Work item: Write out, word for word, the first line of the data below and every line after it through the one containing "moment | 1.70 D |".

Data supplied:
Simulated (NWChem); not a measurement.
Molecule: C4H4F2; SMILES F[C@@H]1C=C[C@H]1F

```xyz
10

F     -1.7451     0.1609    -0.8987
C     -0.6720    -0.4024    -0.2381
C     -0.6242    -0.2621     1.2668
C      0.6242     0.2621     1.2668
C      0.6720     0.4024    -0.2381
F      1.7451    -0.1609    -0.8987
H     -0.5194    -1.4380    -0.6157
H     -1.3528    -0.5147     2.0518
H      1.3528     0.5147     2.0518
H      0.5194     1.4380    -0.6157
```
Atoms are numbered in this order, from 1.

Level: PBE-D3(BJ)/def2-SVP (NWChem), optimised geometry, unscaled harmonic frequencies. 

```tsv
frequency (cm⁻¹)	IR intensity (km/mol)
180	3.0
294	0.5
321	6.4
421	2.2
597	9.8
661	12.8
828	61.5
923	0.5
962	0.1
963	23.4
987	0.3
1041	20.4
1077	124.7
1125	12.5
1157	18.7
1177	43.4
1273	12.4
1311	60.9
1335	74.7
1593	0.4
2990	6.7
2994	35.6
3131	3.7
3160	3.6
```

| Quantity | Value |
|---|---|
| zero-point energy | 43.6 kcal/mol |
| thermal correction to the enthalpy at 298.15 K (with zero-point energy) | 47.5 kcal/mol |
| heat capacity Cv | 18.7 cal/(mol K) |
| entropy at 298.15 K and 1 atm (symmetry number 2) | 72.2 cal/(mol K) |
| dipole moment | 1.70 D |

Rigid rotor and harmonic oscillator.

Response area:
Simulated (NWChem); not a measurement.
Molecule: C4H4F2; SMILES F[C@@H]1C=C[C@H]1F

```xyz
10

F     -1.7451     0.1609    -0.8987
C     -0.6720    -0.4024    -0.2381
C     -0.6242    -0.2621     1.2668
C      0.6242     0.2621     1.2668
C      0.6720     0.4024    -0.2381
F      1.7451    -0.1609    -0.8987
H     -0.5194    -1.4380    -0.6157
H     -1.3528    -0.5147     2.0518
H      1.3528     0.5147     2.0518
H      0.5194     1.4380    -0.6157
```
Atoms are numbered in this order, from 1.

Level: PBE-D3(BJ)/def2-SVP (NWChem), optimised geometry, unscaled harmonic frequencies. 

```tsv
frequency (cm⁻¹)	IR intensity (km/mol)
180	3.0
294	0.5
321	6.4
421	2.2
597	9.8
661	12.8
828	61.5
923	0.5
962	0.1
963	23.4
987	0.3
1041	20.4
1077	124.7
1125	12.5
1157	18.7
1177	43.4
1273	12.4
1311	60.9
1335	74.7
1593	0.4
2990	6.7
2994	35.6
3131	3.7
3160	3.6
```

| Quantity | Value |
|---|---|
| zero-point energy | 43.6 kcal/mol |
| thermal correction to the enthalpy at 298.15 K (with zero-point energy) | 47.5 kcal/mol |
| heat capacity Cv | 18.7 cal/(mol K) |
| entropy at 298.15 K and 1 atm (symmetry number 2) | 72.2 cal/(mol K) |
| dipole moment | 1.70 D |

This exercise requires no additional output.